[[ Given records open ]]
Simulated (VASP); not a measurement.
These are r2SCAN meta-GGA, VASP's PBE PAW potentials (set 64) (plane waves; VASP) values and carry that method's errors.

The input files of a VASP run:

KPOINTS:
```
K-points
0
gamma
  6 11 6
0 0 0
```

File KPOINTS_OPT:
[[ Given records closed ]]

**Activity**
Repeat the whole listing exactly. Leave nothing out.

**Reply**
Simulated (VASP); not a measurement.
These are r2SCAN meta-GGA, VASP's PBE PAW potentials (set 64) (plane waves; VASP) values and carry that method's errors.

The input files of a VASP run:

KPOINTS:
```
K-points
0
gamma
  6 11 6
0 0 0
```

File KPOINTS_OPT:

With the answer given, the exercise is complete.